---*---

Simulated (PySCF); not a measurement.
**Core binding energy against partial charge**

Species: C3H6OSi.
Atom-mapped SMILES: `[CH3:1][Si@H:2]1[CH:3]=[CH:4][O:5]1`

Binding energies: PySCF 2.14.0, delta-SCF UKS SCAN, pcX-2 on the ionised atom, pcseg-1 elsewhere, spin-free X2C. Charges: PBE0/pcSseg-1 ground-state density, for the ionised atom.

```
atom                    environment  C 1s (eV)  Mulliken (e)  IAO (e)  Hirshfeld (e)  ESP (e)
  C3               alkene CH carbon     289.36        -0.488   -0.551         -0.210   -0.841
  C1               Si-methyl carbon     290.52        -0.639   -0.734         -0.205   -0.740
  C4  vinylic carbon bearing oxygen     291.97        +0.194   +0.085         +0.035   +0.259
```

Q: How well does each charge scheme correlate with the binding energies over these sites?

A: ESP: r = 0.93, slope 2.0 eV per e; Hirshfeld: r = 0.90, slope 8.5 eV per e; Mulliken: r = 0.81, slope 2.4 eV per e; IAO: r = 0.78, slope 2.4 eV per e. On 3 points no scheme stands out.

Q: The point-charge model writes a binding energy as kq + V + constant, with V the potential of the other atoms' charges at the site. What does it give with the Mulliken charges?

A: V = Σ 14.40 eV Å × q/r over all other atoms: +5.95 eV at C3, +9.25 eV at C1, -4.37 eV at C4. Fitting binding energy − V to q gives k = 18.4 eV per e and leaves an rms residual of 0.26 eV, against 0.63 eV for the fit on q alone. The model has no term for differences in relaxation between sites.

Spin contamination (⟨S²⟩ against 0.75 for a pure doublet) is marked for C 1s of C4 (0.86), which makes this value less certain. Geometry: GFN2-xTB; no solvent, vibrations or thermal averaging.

---*---

▸ **Work request**:
Look above for the line holding "Binding energies: PySCF" and the line holding "A: V = Σ 14.40". Retype both, and every line between them, word for word and nothing else.

▸ **Written answer**:
Binding energies: PySCF 2.14.0, delta-SCF UKS SCAN, pcX-2 on the ionised atom, pcseg-1 elsewhere, spin-free X2C. Charges: PBE0/pcSseg-1 ground-state density, for the ionised atom.

```
atom                    environment  C 1s (eV)  Mulliken (e)  IAO (e)  Hirshfeld (e)  ESP (e)
  C3               alkene CH carbon     289.36        -0.488   -0.551         -0.210   -0.841
  C1               Si-methyl carbon     290.52        -0.639   -0.734         -0.205   -0.740
  C4  vinylic carbon bearing oxygen     291.97        +0.194   +0.085         +0.035   +0.259
```

Q: How well does each charge scheme correlate with the binding energies over these sites?

A: ESP: r = 0.93, slope 2.0 eV per e; Hirshfeld: r = 0.90, slope 8.5 eV per e; Mulliken: r = 0.81, slope 2.4 eV per e; IAO: r = 0.78, slope 2.4 eV per e. On 3 points no scheme stands out.

Q: The point-charge model writes a binding energy as kq + V + constant, with V the potential of the other atoms' charges at the site. What does it give with the Mulliken charges?

A: V = Σ 14.40 eV Å × q/r over all other atoms: +5.95 eV at C3, +9.25 eV at C1, -4.37 eV at C4. Fitting binding energy − V to q gives k = 18.4 eV per e and leaves an rms residual of 0.26 eV, against 0.63 eV for the fit on q alone. The model has no term for differences in relaxation between sites.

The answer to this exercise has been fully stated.